:: Recorded data

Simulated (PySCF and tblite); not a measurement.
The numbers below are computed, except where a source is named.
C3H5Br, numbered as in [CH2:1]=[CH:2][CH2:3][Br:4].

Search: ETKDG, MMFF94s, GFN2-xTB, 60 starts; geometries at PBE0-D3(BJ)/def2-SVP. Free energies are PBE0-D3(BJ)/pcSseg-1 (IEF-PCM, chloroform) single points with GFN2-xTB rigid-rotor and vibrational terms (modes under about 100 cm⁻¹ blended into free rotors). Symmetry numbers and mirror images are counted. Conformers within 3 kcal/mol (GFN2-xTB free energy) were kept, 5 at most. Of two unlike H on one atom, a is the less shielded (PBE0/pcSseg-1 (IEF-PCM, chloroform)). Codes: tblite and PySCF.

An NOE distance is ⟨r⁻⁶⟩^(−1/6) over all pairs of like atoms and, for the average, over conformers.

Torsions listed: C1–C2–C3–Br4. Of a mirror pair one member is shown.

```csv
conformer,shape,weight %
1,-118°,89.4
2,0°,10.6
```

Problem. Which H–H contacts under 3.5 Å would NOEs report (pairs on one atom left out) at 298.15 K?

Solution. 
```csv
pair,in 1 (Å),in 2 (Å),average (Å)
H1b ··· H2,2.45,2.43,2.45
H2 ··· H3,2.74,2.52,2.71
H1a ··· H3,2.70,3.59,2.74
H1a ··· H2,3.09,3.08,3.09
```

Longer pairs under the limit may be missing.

::::

Your answer should be the lines above, from the line containing "The numbers below" up to and including the line containing "C3H5Br, numbered as", reproduced exactly and with nothing else.

◆ Answer section ◆
The numbers below are computed, except where a source is named.
C3H5Br, numbered as in [CH2:1]=[CH:2][CH2:3][Br:4].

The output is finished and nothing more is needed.